* **Record set**
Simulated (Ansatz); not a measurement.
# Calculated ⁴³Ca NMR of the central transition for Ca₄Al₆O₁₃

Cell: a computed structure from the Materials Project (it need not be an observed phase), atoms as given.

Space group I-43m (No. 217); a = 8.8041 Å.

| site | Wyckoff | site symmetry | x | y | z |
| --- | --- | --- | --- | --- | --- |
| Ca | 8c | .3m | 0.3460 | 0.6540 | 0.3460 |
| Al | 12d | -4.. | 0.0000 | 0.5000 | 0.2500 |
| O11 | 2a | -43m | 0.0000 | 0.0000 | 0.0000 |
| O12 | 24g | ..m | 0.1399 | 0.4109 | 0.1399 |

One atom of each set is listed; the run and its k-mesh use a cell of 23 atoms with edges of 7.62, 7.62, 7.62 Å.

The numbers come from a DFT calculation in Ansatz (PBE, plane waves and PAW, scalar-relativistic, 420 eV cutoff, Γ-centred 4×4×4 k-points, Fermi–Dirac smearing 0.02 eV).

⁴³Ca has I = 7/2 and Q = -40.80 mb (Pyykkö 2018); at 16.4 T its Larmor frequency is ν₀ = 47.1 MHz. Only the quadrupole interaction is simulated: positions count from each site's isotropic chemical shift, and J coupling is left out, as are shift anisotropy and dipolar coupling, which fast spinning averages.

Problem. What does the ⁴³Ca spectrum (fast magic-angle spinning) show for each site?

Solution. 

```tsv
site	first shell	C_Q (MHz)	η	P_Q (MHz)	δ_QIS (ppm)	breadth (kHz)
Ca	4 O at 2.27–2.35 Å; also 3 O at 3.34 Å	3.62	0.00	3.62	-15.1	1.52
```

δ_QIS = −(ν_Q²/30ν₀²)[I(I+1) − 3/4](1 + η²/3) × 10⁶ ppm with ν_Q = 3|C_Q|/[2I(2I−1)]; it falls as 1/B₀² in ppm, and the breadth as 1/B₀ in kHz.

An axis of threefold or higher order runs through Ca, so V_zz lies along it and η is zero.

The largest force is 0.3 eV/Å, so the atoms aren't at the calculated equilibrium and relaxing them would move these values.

* **Brief**
The required output is the stretch of entries above from the line containing "# Calculated ⁴³Ca" through the line containing "An axis of threefold", reproduced exactly.

* **Your response**
# Calculated ⁴³Ca NMR of the central transition for Ca₄Al₆O₁₃

Cell: a computed structure from the Materials Project (it need not be an observed phase), atoms as given.

Space group I-43m (No. 217); a = 8.8041 Å.

| site | Wyckoff | site symmetry | x | y | z |
| --- | --- | --- | --- | --- | --- |
| Ca | 8c | .3m | 0.3460 | 0.6540 | 0.3460 |
| Al | 12d | -4.. | 0.0000 | 0.5000 | 0.2500 |
| O11 | 2a | -43m | 0.0000 | 0.0000 | 0.0000 |
| O12 | 24g | ..m | 0.1399 | 0.4109 | 0.1399 |

One atom of each set is listed; the run and its k-mesh use a cell of 23 atoms with edges of 7.62, 7.62, 7.62 Å.

The numbers come from a DFT calculation in Ansatz (PBE, plane waves and PAW, scalar-relativistic, 420 eV cutoff, Γ-centred 4×4×4 k-points, Fermi–Dirac smearing 0.02 eV).

⁴³Ca has I = 7/2 and Q = -40.80 mb (Pyykkö 2018); at 16.4 T its Larmor frequency is ν₀ = 47.1 MHz. Only the quadrupole interaction is simulated: positions count from each site's isotropic chemical shift, and J coupling is left out, as are shift anisotropy and dipolar coupling, which fast spinning averages.

Problem. What does the ⁴³Ca spectrum (fast magic-angle spinning) show for each site?

Solution. 

```tsv
site	first shell	C_Q (MHz)	η	P_Q (MHz)	δ_QIS (ppm)	breadth (kHz)
Ca	4 O at 2.27–2.35 Å; also 3 O at 3.34 Å	3.62	0.00	3.62	-15.1	1.52
```

δ_QIS = −(ν_Q²/30ν₀²)[I(I+1) − 3/4](1 + η²/3) × 10⁶ ppm with ν_Q = 3|C_Q|/[2I(2I−1)]; it falls as 1/B₀² in ppm, and the breadth as 1/B₀ in kHz.

An axis of threefold or higher order runs through Ca, so V_zz lies along it and η is zero.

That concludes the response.